-- DATA EXCERPTS follows --
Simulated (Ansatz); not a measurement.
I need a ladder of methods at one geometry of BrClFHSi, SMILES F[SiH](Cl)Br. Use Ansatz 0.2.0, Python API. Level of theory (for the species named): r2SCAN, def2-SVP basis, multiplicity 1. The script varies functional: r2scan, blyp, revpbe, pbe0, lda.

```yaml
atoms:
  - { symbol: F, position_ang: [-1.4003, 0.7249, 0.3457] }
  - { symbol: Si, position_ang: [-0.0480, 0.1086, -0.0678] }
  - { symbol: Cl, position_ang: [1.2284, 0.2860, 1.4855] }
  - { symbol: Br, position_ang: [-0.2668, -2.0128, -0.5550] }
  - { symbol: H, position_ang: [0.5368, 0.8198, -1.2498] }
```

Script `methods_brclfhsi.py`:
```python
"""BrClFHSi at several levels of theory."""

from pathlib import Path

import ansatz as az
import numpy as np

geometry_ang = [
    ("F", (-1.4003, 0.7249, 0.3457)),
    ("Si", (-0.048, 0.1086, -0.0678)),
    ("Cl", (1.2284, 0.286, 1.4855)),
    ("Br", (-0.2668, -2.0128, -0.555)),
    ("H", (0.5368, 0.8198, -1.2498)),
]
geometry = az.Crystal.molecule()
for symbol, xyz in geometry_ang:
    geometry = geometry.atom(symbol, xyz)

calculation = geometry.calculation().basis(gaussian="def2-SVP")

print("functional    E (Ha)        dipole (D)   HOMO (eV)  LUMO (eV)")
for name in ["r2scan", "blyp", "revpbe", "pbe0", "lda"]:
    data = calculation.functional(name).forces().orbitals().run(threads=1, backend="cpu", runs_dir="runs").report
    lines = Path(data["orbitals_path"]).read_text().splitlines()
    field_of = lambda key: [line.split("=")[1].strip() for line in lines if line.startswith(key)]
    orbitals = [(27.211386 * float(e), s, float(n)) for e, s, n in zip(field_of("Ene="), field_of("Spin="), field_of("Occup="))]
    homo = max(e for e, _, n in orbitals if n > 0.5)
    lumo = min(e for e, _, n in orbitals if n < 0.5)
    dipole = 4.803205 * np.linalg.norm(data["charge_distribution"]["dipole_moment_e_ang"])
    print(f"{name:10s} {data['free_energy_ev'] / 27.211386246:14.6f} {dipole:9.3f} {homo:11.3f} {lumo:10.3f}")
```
-- DATA EXCERPTS concluded --

● REQUIREMENT:
Taking the entries from their first line through the line with "I need a ladder", inclusive, restate each line word for word and give nothing else.

● RESPONSE AREA:
Simulated (Ansatz); not a measurement.
I need a ladder of methods at one geometry of BrClFHSi, SMILES F[SiH](Cl)Br. Use Ansatz 0.2.0, Python API. Level of theory (for the species named): r2SCAN, def2-SVP basis, multiplicity 1. The script varies functional: r2scan, blyp, revpbe, pbe0, lda.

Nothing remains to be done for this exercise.